▶ [ASSIGNED TASK] Copy exactly the lines from the first line of the records below through the line containing "Method used: PySCF, PBE0-D3(BJ)/def2-SVP", including both, and nothing else.

▶ [EXTRACTED INFORMATION]
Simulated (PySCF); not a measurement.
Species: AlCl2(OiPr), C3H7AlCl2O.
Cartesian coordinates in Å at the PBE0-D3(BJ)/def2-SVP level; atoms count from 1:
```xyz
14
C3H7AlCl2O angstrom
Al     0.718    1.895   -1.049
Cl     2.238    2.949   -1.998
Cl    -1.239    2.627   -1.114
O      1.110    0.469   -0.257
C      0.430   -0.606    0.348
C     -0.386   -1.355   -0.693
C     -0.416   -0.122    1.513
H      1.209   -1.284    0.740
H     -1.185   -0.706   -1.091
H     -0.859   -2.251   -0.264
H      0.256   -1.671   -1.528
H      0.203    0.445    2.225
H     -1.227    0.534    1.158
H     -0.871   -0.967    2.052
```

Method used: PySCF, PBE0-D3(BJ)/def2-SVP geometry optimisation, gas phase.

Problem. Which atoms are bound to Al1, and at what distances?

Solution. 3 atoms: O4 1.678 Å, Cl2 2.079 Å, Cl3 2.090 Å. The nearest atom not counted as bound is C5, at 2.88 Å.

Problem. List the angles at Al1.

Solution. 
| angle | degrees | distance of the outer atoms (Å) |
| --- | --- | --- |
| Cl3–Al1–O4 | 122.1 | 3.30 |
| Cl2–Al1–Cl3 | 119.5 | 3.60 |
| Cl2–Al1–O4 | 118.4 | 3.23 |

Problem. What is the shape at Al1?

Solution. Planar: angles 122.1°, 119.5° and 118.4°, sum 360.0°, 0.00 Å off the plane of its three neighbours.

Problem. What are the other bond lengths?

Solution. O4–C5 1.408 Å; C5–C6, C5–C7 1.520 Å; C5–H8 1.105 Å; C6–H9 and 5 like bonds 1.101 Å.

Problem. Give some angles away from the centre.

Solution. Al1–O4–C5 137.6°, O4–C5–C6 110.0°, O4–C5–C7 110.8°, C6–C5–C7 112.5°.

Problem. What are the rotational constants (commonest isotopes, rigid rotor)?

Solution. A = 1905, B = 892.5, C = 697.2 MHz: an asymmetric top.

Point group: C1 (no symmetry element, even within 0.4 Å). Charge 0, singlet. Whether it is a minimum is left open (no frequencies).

▶ [YOUR SOLUTION]
Simulated (PySCF); not a measurement.
Species: AlCl2(OiPr), C3H7AlCl2O.
Cartesian coordinates in Å at the PBE0-D3(BJ)/def2-SVP level; atoms count from 1:
```xyz
14
C3H7AlCl2O angstrom
Al     0.718    1.895   -1.049
Cl     2.238    2.949   -1.998
Cl    -1.239    2.627   -1.114
O      1.110    0.469   -0.257
C      0.430   -0.606    0.348
C     -0.386   -1.355   -0.693
C     -0.416   -0.122    1.513
H      1.209   -1.284    0.740
H     -1.185   -0.706   -1.091
H     -0.859   -2.251   -0.264
H      0.256   -1.671   -1.528
H      0.203    0.445    2.225
H     -1.227    0.534    1.158
H     -0.871   -0.967    2.052
```

Method used: PySCF, PBE0-D3(BJ)/def2-SVP geometry optimisation, gas phase.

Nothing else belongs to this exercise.